Supplied information.
━━━

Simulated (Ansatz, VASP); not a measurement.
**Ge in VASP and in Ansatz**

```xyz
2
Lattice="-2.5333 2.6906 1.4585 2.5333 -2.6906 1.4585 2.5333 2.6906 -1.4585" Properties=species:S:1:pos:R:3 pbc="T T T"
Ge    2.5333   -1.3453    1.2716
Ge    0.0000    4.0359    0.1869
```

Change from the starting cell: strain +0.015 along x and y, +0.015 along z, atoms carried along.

━━━

Work request.
Would you output the full listing exactly as it stands?

Exercise response.
Simulated (Ansatz, VASP); not a measurement.
**Ge in VASP and in Ansatz**

```xyz
2
Lattice="-2.5333 2.6906 1.4585 2.5333 -2.6906 1.4585 2.5333 2.6906 -1.4585" Properties=species:S:1:pos:R:3 pbc="T T T"
Ge    2.5333   -1.3453    1.2716
Ge    0.0000    4.0359    0.1869
```

Change from the starting cell: strain +0.015 along x and y, +0.015 along z, atoms carried along.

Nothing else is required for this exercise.